● BRIEF: Return the listing below in full, exactly.

──────────

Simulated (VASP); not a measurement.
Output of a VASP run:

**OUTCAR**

──────────

● EXERCISE RESULT:
Simulated (VASP); not a measurement.
Output of a VASP run:

**OUTCAR**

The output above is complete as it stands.